→ **Records supplied**
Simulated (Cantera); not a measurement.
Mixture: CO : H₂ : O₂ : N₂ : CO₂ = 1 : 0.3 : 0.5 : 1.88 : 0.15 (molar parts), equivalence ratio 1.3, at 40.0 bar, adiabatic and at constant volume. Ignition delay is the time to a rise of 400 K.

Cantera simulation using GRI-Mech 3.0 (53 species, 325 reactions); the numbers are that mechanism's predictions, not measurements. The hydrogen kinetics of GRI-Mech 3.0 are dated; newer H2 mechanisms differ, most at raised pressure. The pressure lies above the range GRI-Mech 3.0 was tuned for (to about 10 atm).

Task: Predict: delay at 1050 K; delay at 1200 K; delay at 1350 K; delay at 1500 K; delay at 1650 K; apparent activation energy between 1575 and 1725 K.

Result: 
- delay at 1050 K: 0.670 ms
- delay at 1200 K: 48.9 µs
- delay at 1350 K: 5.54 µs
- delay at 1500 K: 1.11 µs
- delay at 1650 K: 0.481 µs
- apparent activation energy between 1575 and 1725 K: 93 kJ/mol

→ **Requirement**
Copy out the records once more, exactly as they are written.

→ **Your response**
Simulated (Cantera); not a measurement.
Mixture: CO : H₂ : O₂ : N₂ : CO₂ = 1 : 0.3 : 0.5 : 1.88 : 0.15 (molar parts), equivalence ratio 1.3, at 40.0 bar, adiabatic and at constant volume. Ignition delay is the time to a rise of 400 K.

Cantera simulation using GRI-Mech 3.0 (53 species, 325 reactions); the numbers are that mechanism's predictions, not measurements. The hydrogen kinetics of GRI-Mech 3.0 are dated; newer H2 mechanisms differ, most at raised pressure. The pressure lies above the range GRI-Mech 3.0 was tuned for (to about 10 atm).

Task: Predict: delay at 1050 K; delay at 1200 K; delay at 1350 K; delay at 1500 K; delay at 1650 K; apparent activation energy between 1575 and 1725 K.

Result: 
- delay at 1050 K: 0.670 ms
- delay at 1200 K: 48.9 µs
- delay at 1350 K: 5.54 µs
- delay at 1500 K: 1.11 µs
- delay at 1650 K: 0.481 µs
- apparent activation energy between 1575 and 1725 K: 93 kJ/mol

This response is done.